▶ **Exercise data**
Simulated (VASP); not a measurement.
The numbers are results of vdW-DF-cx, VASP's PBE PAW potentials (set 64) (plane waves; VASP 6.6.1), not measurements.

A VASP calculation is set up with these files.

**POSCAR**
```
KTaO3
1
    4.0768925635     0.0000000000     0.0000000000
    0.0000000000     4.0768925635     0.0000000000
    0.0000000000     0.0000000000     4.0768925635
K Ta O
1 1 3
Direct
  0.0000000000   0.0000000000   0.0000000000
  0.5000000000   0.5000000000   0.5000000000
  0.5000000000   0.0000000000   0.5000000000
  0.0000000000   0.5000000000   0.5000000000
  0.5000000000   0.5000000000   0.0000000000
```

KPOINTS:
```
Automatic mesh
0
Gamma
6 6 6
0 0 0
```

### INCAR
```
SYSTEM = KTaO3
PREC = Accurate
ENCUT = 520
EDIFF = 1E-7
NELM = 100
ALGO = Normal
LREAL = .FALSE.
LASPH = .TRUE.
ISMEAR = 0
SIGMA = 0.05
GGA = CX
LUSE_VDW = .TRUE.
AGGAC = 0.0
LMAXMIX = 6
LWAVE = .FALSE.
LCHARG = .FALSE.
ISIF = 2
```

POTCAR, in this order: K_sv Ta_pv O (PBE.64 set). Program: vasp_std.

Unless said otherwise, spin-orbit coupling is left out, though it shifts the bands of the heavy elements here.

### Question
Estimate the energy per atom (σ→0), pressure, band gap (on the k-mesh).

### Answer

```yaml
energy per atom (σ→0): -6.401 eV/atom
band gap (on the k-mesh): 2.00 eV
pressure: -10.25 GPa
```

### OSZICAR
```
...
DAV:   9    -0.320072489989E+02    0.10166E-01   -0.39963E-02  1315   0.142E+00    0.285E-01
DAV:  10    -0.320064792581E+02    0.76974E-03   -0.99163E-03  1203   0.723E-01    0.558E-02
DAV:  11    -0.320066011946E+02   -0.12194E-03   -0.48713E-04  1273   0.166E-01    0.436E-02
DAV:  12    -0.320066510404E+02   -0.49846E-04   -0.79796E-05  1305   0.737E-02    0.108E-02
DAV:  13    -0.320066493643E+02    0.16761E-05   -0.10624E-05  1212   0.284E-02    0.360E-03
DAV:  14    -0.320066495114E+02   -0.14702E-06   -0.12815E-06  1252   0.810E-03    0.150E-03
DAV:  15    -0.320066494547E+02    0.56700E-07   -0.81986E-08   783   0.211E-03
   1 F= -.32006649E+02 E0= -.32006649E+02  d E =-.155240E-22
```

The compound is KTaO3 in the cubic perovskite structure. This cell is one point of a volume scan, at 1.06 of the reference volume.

▶ **Work task**
Repeat only what lies between the first line of the data and the line containing "### OSZICAR", both of those lines included, exactly as it stands.

▶ **Written solution**
Simulated (VASP); not a measurement.
The numbers are results of vdW-DF-cx, VASP's PBE PAW potentials (set 64) (plane waves; VASP 6.6.1), not measurements.

A VASP calculation is set up with these files.

**POSCAR**
```
KTaO3
1
    4.0768925635     0.0000000000     0.0000000000
    0.0000000000     4.0768925635     0.0000000000
    0.0000000000     0.0000000000     4.0768925635
K Ta O
1 1 3
Direct
  0.0000000000   0.0000000000   0.0000000000
  0.5000000000   0.5000000000   0.5000000000
  0.5000000000   0.0000000000   0.5000000000
  0.0000000000   0.5000000000   0.5000000000
  0.5000000000   0.5000000000   0.0000000000
```

KPOINTS:
```
Automatic mesh
0
Gamma
6 6 6
0 0 0
```

### INCAR
```
SYSTEM = KTaO3
PREC = Accurate
ENCUT = 520
EDIFF = 1E-7
NELM = 100
ALGO = Normal
LREAL = .FALSE.
LASPH = .TRUE.
ISMEAR = 0
SIGMA = 0.05
GGA = CX
LUSE_VDW = .TRUE.
AGGAC = 0.0
LMAXMIX = 6
LWAVE = .FALSE.
LCHARG = .FALSE.
ISIF = 2
```

POTCAR, in this order: K_sv Ta_pv O (PBE.64 set). Program: vasp_std.

Unless said otherwise, spin-orbit coupling is left out, though it shifts the bands of the heavy elements here.

### Question
Estimate the energy per atom (σ→0), pressure, band gap (on the k-mesh).

### Answer

```yaml
energy per atom (σ→0): -6.401 eV/atom
band gap (on the k-mesh): 2.00 eV
pressure: -10.25 GPa
```

### OSZICAR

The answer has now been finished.